** ASSIGNMENT **
Repeat the entries below in full, with every character unchanged.

** INFORMATION SUPPLIED **
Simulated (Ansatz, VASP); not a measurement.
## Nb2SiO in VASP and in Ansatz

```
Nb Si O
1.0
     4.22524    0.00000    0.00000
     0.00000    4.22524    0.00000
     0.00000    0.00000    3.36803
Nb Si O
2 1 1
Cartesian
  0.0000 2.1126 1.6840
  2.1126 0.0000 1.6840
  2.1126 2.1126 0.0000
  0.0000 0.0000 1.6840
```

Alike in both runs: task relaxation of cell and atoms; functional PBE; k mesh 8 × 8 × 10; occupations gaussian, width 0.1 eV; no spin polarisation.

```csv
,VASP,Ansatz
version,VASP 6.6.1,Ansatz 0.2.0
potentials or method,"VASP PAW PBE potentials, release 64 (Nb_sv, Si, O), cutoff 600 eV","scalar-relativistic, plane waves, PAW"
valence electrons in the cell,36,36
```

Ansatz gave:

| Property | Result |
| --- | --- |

** EXERCISE OUTPUT **
Simulated (Ansatz, VASP); not a measurement.
## Nb2SiO in VASP and in Ansatz

```
Nb Si O
1.0
     4.22524    0.00000    0.00000
     0.00000    4.22524    0.00000
     0.00000    0.00000    3.36803
Nb Si O
2 1 1
Cartesian
  0.0000 2.1126 1.6840
  2.1126 0.0000 1.6840
  2.1126 2.1126 0.0000
  0.0000 0.0000 1.6840
```

Alike in both runs: task relaxation of cell and atoms; functional PBE; k mesh 8 × 8 × 10; occupations gaussian, width 0.1 eV; no spin polarisation.

```csv
,VASP,Ansatz
version,VASP 6.6.1,Ansatz 0.2.0
potentials or method,"VASP PAW PBE potentials, release 64 (Nb_sv, Si, O), cutoff 600 eV","scalar-relativistic, plane waves, PAW"
valence electrons in the cell,36,36
```

Ansatz gave:

| Property | Result |
| --- | --- |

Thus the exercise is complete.